ASSIGNED TASK —
Of all the lines below, output only those starting at the one with "Program: VASP 6.6.1" and ending at the one with "- Band gap on", both ends included, exactly as written.

──────── MATERIAL SHOWN

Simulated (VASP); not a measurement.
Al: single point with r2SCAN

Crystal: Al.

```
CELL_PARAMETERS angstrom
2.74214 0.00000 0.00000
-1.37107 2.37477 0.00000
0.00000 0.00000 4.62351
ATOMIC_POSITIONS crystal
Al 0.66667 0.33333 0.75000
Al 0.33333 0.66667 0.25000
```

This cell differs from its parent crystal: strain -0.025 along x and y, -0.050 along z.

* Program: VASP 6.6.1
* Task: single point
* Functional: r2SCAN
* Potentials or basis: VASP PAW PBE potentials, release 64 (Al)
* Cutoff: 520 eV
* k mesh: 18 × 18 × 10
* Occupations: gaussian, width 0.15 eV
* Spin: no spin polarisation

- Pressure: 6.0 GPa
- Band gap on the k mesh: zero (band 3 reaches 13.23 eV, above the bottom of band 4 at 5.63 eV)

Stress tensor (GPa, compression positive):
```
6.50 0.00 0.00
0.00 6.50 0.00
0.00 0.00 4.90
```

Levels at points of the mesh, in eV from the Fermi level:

────────────────

ANSWER BOX —
* Program: VASP 6.6.1
* Task: single point
* Functional: r2SCAN
* Potentials or basis: VASP PAW PBE potentials, release 64 (Al)
* Cutoff: 520 eV
* k mesh: 18 × 18 × 10
* Occupations: gaussian, width 0.15 eV
* Spin: no spin polarisation

- Pressure: 6.0 GPa
- Band gap on the k mesh: zero (band 3 reaches 13.23 eV, above the bottom of band 4 at 5.63 eV)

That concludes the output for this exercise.